╔══
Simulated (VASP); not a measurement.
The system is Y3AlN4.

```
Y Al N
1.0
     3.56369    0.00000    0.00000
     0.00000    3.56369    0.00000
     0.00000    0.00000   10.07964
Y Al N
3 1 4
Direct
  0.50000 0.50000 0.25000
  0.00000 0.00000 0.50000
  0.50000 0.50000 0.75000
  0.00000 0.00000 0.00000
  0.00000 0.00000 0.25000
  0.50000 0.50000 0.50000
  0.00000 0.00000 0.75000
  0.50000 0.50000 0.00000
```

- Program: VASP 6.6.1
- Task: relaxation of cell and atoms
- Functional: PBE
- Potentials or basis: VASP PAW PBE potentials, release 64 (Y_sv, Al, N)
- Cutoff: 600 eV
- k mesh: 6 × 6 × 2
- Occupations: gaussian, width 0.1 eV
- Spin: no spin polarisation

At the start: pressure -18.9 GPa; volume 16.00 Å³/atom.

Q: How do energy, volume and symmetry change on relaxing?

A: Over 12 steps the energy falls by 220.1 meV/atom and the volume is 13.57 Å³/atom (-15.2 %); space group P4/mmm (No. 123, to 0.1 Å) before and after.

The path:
╚══

WORK REQUEST
Only the lines from the start of the material through the line containing "A: Over 12 steps" belong in the answer, each copied exactly.

TASK RESPONSE
Simulated (VASP); not a measurement.
The system is Y3AlN4.

```
Y Al N
1.0
     3.56369    0.00000    0.00000
     0.00000    3.56369    0.00000
     0.00000    0.00000   10.07964
Y Al N
3 1 4
Direct
  0.50000 0.50000 0.25000
  0.00000 0.00000 0.50000
  0.50000 0.50000 0.75000
  0.00000 0.00000 0.00000
  0.00000 0.00000 0.25000
  0.50000 0.50000 0.50000
  0.00000 0.00000 0.75000
  0.50000 0.50000 0.00000
```

- Program: VASP 6.6.1
- Task: relaxation of cell and atoms
- Functional: PBE
- Potentials or basis: VASP PAW PBE potentials, release 64 (Y_sv, Al, N)
- Cutoff: 600 eV
- k mesh: 6 × 6 × 2
- Occupations: gaussian, width 0.1 eV
- Spin: no spin polarisation

At the start: pressure -18.9 GPa; volume 16.00 Å³/atom.

Q: How do energy, volume and symmetry change on relaxing?

A: Over 12 steps the energy falls by 220.1 meV/atom and the volume is 13.57 Å³/atom (-15.2 %); space group P4/mmm (No. 123, to 0.1 Å) before and after.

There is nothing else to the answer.